▶ Exercise
Take the entries that follow and return exactly the lines from the one holding "### Step 1. The molecule" through the one holding "AlSiNH7Cl: 11 atoms, total", both included. Nothing else is needed.

[Start of Attachment]
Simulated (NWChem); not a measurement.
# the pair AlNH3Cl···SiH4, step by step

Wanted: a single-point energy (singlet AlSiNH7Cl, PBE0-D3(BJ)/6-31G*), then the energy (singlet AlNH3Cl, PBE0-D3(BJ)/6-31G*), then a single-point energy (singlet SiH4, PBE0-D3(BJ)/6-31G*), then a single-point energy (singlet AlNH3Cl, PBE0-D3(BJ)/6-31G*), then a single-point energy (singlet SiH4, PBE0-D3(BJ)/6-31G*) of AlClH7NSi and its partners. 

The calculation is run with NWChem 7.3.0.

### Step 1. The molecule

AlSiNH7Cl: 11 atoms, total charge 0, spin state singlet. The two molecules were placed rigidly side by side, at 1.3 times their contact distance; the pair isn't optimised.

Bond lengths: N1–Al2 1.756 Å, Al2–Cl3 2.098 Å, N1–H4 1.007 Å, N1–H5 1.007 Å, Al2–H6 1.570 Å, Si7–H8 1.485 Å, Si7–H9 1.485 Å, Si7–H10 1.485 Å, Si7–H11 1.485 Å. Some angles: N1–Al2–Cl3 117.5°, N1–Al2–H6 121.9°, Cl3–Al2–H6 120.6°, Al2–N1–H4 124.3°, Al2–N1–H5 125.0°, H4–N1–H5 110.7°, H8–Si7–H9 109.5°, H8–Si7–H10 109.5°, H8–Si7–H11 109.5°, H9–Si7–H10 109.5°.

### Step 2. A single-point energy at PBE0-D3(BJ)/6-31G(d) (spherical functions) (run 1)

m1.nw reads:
[End of Attachment]

▶ Worked solution
### Step 1. The molecule

AlSiNH7Cl: 11 atoms, total charge 0, spin state singlet. The two molecules were placed rigidly side by side, at 1.3 times their contact distance; the pair isn't optimised.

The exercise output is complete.